Work item> Give back the lines of the records exactly, starting at the first and ending at the one with "Pressures at which".

Source information>
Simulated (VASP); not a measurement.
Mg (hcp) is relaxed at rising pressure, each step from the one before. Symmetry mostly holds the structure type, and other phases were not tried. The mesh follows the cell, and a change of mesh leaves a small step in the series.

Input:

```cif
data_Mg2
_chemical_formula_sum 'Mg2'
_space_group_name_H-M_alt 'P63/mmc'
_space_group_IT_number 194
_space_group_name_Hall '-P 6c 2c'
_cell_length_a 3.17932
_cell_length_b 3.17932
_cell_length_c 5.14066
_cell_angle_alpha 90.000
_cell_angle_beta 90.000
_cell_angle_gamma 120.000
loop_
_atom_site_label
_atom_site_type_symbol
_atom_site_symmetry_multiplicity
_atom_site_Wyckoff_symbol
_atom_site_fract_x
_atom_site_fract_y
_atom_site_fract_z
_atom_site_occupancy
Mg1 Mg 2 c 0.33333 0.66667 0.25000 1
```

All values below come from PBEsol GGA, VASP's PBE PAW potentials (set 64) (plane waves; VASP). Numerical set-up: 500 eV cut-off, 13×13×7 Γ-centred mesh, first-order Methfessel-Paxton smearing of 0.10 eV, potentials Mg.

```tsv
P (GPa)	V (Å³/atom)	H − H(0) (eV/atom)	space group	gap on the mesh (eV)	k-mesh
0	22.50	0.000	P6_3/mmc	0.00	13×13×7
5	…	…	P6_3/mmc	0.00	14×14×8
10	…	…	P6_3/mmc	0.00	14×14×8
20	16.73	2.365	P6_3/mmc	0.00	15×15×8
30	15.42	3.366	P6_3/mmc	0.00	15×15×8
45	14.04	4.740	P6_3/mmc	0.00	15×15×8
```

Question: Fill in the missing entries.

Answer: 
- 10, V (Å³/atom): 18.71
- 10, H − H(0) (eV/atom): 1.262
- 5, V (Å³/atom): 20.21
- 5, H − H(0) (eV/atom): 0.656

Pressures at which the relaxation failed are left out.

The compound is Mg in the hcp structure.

Task solution>
Simulated (VASP); not a measurement.
Mg (hcp) is relaxed at rising pressure, each step from the one before. Symmetry mostly holds the structure type, and other phases were not tried. The mesh follows the cell, and a change of mesh leaves a small step in the series.

Input:

```cif
data_Mg2
_chemical_formula_sum 'Mg2'
_space_group_name_H-M_alt 'P63/mmc'
_space_group_IT_number 194
_space_group_name_Hall '-P 6c 2c'
_cell_length_a 3.17932
_cell_length_b 3.17932
_cell_length_c 5.14066
_cell_angle_alpha 90.000
_cell_angle_beta 90.000
_cell_angle_gamma 120.000
loop_
_atom_site_label
_atom_site_type_symbol
_atom_site_symmetry_multiplicity
_atom_site_Wyckoff_symbol
_atom_site_fract_x
_atom_site_fract_y
_atom_site_fract_z
_atom_site_occupancy
Mg1 Mg 2 c 0.33333 0.66667 0.25000 1
```

All values below come from PBEsol GGA, VASP's PBE PAW potentials (set 64) (plane waves; VASP). Numerical set-up: 500 eV cut-off, 13×13×7 Γ-centred mesh, first-order Methfessel-Paxton smearing of 0.10 eV, potentials Mg.

```tsv
P (GPa)	V (Å³/atom)	H − H(0) (eV/atom)	space group	gap on the mesh (eV)	k-mesh
0	22.50	0.000	P6_3/mmc	0.00	13×13×7
5	…	…	P6_3/mmc	0.00	14×14×8
10	…	…	P6_3/mmc	0.00	14×14×8
20	16.73	2.365	P6_3/mmc	0.00	15×15×8
30	15.42	3.366	P6_3/mmc	0.00	15×15×8
45	14.04	4.740	P6_3/mmc	0.00	15×15×8
```

Question: Fill in the missing entries.

Answer: 
- 10, V (Å³/atom): 18.71
- 10, H − H(0) (eV/atom): 1.262
- 5, V (Å³/atom): 20.21
- 5, H − H(0) (eV/atom): 0.656

Pressures at which the relaxation failed are left out.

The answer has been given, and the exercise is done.